═══ EXCERPTED DATA ═══

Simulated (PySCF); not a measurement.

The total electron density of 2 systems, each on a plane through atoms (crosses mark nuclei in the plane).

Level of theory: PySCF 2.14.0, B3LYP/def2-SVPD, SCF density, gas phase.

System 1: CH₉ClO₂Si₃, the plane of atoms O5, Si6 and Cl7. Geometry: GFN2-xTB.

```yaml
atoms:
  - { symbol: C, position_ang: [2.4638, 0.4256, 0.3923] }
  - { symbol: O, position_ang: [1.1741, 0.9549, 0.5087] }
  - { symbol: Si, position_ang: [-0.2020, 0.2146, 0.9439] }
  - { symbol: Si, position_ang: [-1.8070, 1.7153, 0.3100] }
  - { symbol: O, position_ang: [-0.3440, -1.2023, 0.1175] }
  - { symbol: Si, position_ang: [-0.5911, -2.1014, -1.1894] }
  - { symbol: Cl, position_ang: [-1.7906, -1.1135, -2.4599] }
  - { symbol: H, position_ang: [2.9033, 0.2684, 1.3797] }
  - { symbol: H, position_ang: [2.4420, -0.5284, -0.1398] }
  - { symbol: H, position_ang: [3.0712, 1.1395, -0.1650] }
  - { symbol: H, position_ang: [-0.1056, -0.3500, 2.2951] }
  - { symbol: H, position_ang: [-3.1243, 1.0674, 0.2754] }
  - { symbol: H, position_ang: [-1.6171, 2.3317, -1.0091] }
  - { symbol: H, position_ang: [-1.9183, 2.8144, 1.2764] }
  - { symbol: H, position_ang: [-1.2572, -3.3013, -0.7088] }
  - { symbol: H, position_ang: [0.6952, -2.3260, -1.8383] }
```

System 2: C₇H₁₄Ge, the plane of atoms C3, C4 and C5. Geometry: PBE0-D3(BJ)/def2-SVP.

═══

• **ASSIGNED TASK**
Print the lines above, unchanged, from the start of the records to the line with "System 1: CH₉ClO₂Si₃, the", including that final line.

• **TASK RESULT**
Simulated (PySCF); not a measurement.

The total electron density of 2 systems, each on a plane through atoms (crosses mark nuclei in the plane).

Level of theory: PySCF 2.14.0, B3LYP/def2-SVPD, SCF density, gas phase.

System 1: CH₉ClO₂Si₃, the plane of atoms O5, Si6 and Cl7. Geometry: GFN2-xTB.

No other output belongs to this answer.